-- Action item --
Print every line of the listing exactly, please.

-- Listed records --
+++
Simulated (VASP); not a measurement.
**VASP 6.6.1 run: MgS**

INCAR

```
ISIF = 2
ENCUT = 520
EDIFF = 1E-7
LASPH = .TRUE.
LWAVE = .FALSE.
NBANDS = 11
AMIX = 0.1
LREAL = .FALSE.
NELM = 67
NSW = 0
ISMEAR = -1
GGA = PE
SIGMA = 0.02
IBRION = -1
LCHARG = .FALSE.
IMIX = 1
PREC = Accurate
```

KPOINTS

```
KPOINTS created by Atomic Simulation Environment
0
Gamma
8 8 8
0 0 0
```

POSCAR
+++

-- Result --
Simulated (VASP); not a measurement.
**VASP 6.6.1 run: MgS**

INCAR

```
ISIF = 2
ENCUT = 520
EDIFF = 1E-7
LASPH = .TRUE.
LWAVE = .FALSE.
NBANDS = 11
AMIX = 0.1
LREAL = .FALSE.
NELM = 67
NSW = 0
ISMEAR = -1
GGA = PE
SIGMA = 0.02
IBRION = -1
LCHARG = .FALSE.
IMIX = 1
PREC = Accurate
```

KPOINTS

```
KPOINTS created by Atomic Simulation Environment
0
Gamma
8 8 8
0 0 0
```

POSCAR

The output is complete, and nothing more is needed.